• **Data supplied**:
--- --- ---

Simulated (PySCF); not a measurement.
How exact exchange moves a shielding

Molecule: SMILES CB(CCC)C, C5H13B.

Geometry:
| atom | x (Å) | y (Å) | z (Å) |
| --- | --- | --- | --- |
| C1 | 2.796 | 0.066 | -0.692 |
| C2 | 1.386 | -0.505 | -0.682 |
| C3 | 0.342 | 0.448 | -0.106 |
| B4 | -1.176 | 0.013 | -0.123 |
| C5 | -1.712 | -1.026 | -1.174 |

--- --- ---

• **Requirement**: The answer must be the full listing, returned exactly as given.

• **Reply**:
Simulated (PySCF); not a measurement.
How exact exchange moves a shielding

Molecule: SMILES CB(CCC)C, C5H13B.

Geometry:
| atom | x (Å) | y (Å) | z (Å) |
| --- | --- | --- | --- |
| C1 | 2.796 | 0.066 | -0.692 |
| C2 | 1.386 | -0.505 | -0.682 |
| C3 | 0.342 | 0.448 | -0.106 |
| B4 | -1.176 | 0.013 | -0.123 |
| C5 | -1.712 | -1.026 | -1.174 |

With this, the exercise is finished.